- Supplied data -
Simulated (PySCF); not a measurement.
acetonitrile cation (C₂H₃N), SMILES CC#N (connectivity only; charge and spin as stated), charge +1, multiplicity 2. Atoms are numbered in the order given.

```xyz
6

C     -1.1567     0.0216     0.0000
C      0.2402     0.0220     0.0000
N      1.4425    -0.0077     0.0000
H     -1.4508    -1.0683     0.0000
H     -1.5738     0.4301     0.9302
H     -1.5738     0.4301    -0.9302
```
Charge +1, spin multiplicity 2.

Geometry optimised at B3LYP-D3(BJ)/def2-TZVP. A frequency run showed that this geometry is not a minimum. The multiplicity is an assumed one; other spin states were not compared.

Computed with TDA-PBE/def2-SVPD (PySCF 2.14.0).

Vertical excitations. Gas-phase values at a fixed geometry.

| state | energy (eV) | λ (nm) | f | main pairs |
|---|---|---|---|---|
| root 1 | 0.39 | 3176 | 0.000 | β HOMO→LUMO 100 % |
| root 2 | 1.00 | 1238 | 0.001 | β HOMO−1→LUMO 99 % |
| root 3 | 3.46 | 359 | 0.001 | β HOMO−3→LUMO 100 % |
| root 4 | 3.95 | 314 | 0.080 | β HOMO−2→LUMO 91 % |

- Brief -
All of the entries above should be output exactly as they are.

- Written answer -
Simulated (PySCF); not a measurement.
acetonitrile cation (C₂H₃N), SMILES CC#N (connectivity only; charge and spin as stated), charge +1, multiplicity 2. Atoms are numbered in the order given.

```xyz
6

C     -1.1567     0.0216     0.0000
C      0.2402     0.0220     0.0000
N      1.4425    -0.0077     0.0000
H     -1.4508    -1.0683     0.0000
H     -1.5738     0.4301     0.9302
H     -1.5738     0.4301    -0.9302
```
Charge +1, spin multiplicity 2.

Geometry optimised at B3LYP-D3(BJ)/def2-TZVP. A frequency run showed that this geometry is not a minimum. The multiplicity is an assumed one; other spin states were not compared.

Computed with TDA-PBE/def2-SVPD (PySCF 2.14.0).

Vertical excitations. Gas-phase values at a fixed geometry.

| state | energy (eV) | λ (nm) | f | main pairs |
|---|---|---|---|---|
| root 1 | 0.39 | 3176 | 0.000 | β HOMO→LUMO 100 % |
| root 2 | 1.00 | 1238 | 0.001 | β HOMO−1→LUMO 99 % |
| root 3 | 3.46 | 359 | 0.001 | β HOMO−3→LUMO 100 % |
| root 4 | 3.95 | 314 | 0.080 | β HOMO−2→LUMO 91 % |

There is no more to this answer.